○ ○ ○ ○ ○ ○ ○

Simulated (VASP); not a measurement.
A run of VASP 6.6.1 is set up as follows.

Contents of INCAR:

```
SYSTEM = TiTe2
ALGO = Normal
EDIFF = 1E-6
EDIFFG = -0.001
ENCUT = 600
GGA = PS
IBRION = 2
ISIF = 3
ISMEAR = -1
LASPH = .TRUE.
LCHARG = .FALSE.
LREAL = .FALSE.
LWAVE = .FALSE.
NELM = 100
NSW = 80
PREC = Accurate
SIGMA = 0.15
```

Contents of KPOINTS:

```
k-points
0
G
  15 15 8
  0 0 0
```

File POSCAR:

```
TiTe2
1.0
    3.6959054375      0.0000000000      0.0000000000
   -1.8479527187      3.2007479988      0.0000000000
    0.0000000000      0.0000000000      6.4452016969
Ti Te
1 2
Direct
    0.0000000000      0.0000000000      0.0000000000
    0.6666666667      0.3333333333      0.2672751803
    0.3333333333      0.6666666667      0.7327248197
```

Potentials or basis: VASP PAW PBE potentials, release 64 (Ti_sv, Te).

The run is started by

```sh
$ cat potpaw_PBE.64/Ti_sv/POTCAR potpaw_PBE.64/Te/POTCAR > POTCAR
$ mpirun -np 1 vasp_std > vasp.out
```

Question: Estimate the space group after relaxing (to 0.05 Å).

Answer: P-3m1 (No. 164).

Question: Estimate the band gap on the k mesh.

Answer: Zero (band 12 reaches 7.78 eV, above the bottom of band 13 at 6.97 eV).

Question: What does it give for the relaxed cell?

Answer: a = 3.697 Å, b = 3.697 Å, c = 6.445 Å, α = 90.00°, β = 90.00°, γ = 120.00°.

○ ○ ○ ○ ○ ○ ○

Word for word, write out all of the data above.

→ **Task answer**:
Simulated (VASP); not a measurement.
A run of VASP 6.6.1 is set up as follows.

Contents of INCAR:

```
SYSTEM = TiTe2
ALGO = Normal
EDIFF = 1E-6
EDIFFG = -0.001
ENCUT = 600
GGA = PS
IBRION = 2
ISIF = 3
ISMEAR = -1
LASPH = .TRUE.
LCHARG = .FALSE.
LREAL = .FALSE.
LWAVE = .FALSE.
NELM = 100
NSW = 80
PREC = Accurate
SIGMA = 0.15
```

Contents of KPOINTS:

```
k-points
0
G
  15 15 8
  0 0 0
```

File POSCAR:

```
TiTe2
1.0
    3.6959054375      0.0000000000      0.0000000000
   -1.8479527187      3.2007479988      0.0000000000
    0.0000000000      0.0000000000      6.4452016969
Ti Te
1 2
Direct
    0.0000000000      0.0000000000      0.0000000000
    0.6666666667      0.3333333333      0.2672751803
    0.3333333333      0.6666666667      0.7327248197
```

Potentials or basis: VASP PAW PBE potentials, release 64 (Ti_sv, Te).

The run is started by

```sh
$ cat potpaw_PBE.64/Ti_sv/POTCAR potpaw_PBE.64/Te/POTCAR > POTCAR
$ mpirun -np 1 vasp_std > vasp.out
```

Question: Estimate the space group after relaxing (to 0.05 Å).

Answer: P-3m1 (No. 164).

Question: Estimate the band gap on the k mesh.

Answer: Zero (band 12 reaches 7.78 eV, above the bottom of band 13 at 6.97 eV).

Question: What does it give for the relaxed cell?

Answer: a = 3.697 Å, b = 3.697 Å, c = 6.445 Å, α = 90.00°, β = 90.00°, γ = 120.00°.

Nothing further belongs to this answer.